Please give the data again in full, precisely as it is written.

##### STORED DATA

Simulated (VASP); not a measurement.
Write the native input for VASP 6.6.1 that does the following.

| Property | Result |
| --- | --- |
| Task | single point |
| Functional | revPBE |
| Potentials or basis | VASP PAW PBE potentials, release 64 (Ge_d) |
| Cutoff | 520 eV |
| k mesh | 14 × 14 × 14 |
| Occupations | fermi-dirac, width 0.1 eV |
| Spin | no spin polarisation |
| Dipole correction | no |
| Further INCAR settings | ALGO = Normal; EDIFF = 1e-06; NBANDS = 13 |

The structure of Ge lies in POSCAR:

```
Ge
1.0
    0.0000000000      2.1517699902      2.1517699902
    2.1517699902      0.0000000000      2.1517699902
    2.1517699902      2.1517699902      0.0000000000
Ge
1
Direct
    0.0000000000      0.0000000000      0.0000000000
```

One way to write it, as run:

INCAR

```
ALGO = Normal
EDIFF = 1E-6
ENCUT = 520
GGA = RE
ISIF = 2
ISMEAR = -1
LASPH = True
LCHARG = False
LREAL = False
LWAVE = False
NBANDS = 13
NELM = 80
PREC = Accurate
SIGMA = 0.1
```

##########

RESPONSE BOX »
Simulated (VASP); not a measurement.
Write the native input for VASP 6.6.1 that does the following.

| Property | Result |
| --- | --- |
| Task | single point |
| Functional | revPBE |
| Potentials or basis | VASP PAW PBE potentials, release 64 (Ge_d) |
| Cutoff | 520 eV |
| k mesh | 14 × 14 × 14 |
| Occupations | fermi-dirac, width 0.1 eV |
| Spin | no spin polarisation |
| Dipole correction | no |
| Further INCAR settings | ALGO = Normal; EDIFF = 1e-06; NBANDS = 13 |

The structure of Ge lies in POSCAR:

```
Ge
1.0
    0.0000000000      2.1517699902      2.1517699902
    2.1517699902      0.0000000000      2.1517699902
    2.1517699902      2.1517699902      0.0000000000
Ge
1
Direct
    0.0000000000      0.0000000000      0.0000000000
```

One way to write it, as run:

INCAR

```
ALGO = Normal
EDIFF = 1E-6
ENCUT = 520
GGA = RE
ISIF = 2
ISMEAR = -1
LASPH = True
LCHARG = False
LREAL = False
LWAVE = False
NBANDS = 13
NELM = 80
PREC = Accurate
SIGMA = 0.1
```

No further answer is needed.